WORK INSTRUCTION:
Beginning with the first line, copy out each line of the material until the line containing "axis directions do?" has been copied as well.

::::

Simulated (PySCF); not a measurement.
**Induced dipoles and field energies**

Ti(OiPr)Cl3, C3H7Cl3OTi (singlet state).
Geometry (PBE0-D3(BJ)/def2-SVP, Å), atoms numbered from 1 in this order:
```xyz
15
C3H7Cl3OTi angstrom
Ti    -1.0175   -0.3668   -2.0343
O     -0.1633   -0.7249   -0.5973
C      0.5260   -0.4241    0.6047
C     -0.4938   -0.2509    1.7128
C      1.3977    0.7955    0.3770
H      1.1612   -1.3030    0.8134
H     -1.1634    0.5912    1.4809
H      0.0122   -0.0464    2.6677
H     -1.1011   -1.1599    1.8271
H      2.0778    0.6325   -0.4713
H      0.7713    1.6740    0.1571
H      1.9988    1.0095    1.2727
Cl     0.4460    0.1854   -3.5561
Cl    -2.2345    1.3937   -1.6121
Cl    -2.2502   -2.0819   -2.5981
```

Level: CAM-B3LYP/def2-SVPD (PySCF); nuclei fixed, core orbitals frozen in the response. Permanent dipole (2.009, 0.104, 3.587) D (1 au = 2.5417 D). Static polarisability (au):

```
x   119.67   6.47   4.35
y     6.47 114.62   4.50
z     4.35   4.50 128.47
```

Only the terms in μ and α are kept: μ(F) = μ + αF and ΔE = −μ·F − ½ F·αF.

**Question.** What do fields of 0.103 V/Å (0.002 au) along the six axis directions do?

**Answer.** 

::::

EXERCISE SOLUTION:
Simulated (PySCF); not a measurement.
**Induced dipoles and field energies**

Ti(OiPr)Cl3, C3H7Cl3OTi (singlet state).
Geometry (PBE0-D3(BJ)/def2-SVP, Å), atoms numbered from 1 in this order:
```xyz
15
C3H7Cl3OTi angstrom
Ti    -1.0175   -0.3668   -2.0343
O     -0.1633   -0.7249   -0.5973
C      0.5260   -0.4241    0.6047
C     -0.4938   -0.2509    1.7128
C      1.3977    0.7955    0.3770
H      1.1612   -1.3030    0.8134
H     -1.1634    0.5912    1.4809
H      0.0122   -0.0464    2.6677
H     -1.1011   -1.1599    1.8271
H      2.0778    0.6325   -0.4713
H      0.7713    1.6740    0.1571
H      1.9988    1.0095    1.2727
Cl     0.4460    0.1854   -3.5561
Cl    -2.2345    1.3937   -1.6121
Cl    -2.2502   -2.0819   -2.5981
```

Level: CAM-B3LYP/def2-SVPD (PySCF); nuclei fixed, core orbitals frozen in the response. Permanent dipole (2.009, 0.104, 3.587) D (1 au = 2.5417 D). Static polarisability (au):

```
x   119.67   6.47   4.35
y     6.47 114.62   4.50
z     4.35   4.50 128.47
```

Only the terms in μ and α are kept: μ(F) = μ + αF and ΔE = −μ·F − ½ F·αF.

**Question.** What do fields of 0.103 V/Å (0.002 au) along the six axis directions do?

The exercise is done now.